• Work instruction
Can you transcribe every record below exactly as it appears?

• Study material

# # # # # # #

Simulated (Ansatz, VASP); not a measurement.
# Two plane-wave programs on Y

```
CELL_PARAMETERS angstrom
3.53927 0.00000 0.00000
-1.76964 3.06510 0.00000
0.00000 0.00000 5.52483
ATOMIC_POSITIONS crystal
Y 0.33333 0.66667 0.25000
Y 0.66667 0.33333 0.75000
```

# # # # # # #

• Answer box
Simulated (Ansatz, VASP); not a measurement.
# Two plane-wave programs on Y

```
CELL_PARAMETERS angstrom
3.53927 0.00000 0.00000
-1.76964 3.06510 0.00000
0.00000 0.00000 5.52483
ATOMIC_POSITIONS crystal
Y 0.33333 0.66667 0.25000
Y 0.66667 0.33333 0.75000
```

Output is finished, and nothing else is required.